*Dataset extract*
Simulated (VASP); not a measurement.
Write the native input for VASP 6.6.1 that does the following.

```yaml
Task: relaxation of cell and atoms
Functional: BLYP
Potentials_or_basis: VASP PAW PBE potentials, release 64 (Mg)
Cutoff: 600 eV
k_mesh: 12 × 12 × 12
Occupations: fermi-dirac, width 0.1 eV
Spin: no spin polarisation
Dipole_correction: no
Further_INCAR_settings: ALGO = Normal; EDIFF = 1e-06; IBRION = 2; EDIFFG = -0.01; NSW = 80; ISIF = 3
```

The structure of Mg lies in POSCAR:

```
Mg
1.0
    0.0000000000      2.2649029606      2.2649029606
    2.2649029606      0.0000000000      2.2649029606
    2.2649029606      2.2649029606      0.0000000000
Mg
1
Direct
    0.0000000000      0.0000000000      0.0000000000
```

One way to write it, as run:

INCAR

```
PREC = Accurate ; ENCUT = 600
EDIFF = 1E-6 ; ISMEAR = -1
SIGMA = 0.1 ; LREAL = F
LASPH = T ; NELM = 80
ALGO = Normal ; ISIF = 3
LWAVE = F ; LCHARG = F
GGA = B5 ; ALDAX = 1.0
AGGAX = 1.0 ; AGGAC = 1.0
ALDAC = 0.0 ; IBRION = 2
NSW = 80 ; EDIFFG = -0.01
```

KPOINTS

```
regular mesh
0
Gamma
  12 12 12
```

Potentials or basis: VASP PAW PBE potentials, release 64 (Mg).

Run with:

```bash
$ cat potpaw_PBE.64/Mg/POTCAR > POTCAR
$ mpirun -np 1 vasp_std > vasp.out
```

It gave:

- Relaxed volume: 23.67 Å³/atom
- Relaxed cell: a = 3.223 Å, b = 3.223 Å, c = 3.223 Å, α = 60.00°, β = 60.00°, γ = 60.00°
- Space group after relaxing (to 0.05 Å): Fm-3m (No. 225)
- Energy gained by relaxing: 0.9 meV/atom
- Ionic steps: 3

*Action item*
Output the records above exactly, from their first line through the line that contains "- Energy gained by relaxing: 0.9 meV/atom", and add nothing.

*Answer section*
Simulated (VASP); not a measurement.
Write the native input for VASP 6.6.1 that does the following.

```yaml
Task: relaxation of cell and atoms
Functional: BLYP
Potentials_or_basis: VASP PAW PBE potentials, release 64 (Mg)
Cutoff: 600 eV
k_mesh: 12 × 12 × 12
Occupations: fermi-dirac, width 0.1 eV
Spin: no spin polarisation
Dipole_correction: no
Further_INCAR_settings: ALGO = Normal; EDIFF = 1e-06; IBRION = 2; EDIFFG = -0.01; NSW = 80; ISIF = 3
```

The structure of Mg lies in POSCAR:

```
Mg
1.0
    0.0000000000      2.2649029606      2.2649029606
    2.2649029606      0.0000000000      2.2649029606
    2.2649029606      2.2649029606      0.0000000000
Mg
1
Direct
    0.0000000000      0.0000000000      0.0000000000
```

One way to write it, as run:

INCAR

```
PREC = Accurate ; ENCUT = 600
EDIFF = 1E-6 ; ISMEAR = -1
SIGMA = 0.1 ; LREAL = F
LASPH = T ; NELM = 80
ALGO = Normal ; ISIF = 3
LWAVE = F ; LCHARG = F
GGA = B5 ; ALDAX = 1.0
AGGAX = 1.0 ; AGGAC = 1.0
ALDAC = 0.0 ; IBRION = 2
NSW = 80 ; EDIFFG = -0.01
```

KPOINTS

```
regular mesh
0
Gamma
  12 12 12
```

Potentials or basis: VASP PAW PBE potentials, release 64 (Mg).

Run with:

```bash
$ cat potpaw_PBE.64/Mg/POTCAR > POTCAR
$ mpirun -np 1 vasp_std > vasp.out
```

It gave:

- Relaxed volume: 23.67 Å³/atom
- Relaxed cell: a = 3.223 Å, b = 3.223 Å, c = 3.223 Å, α = 60.00°, β = 60.00°, γ = 60.00°
- Space group after relaxing (to 0.05 Å): Fm-3m (No. 225)
- Energy gained by relaxing: 0.9 meV/atom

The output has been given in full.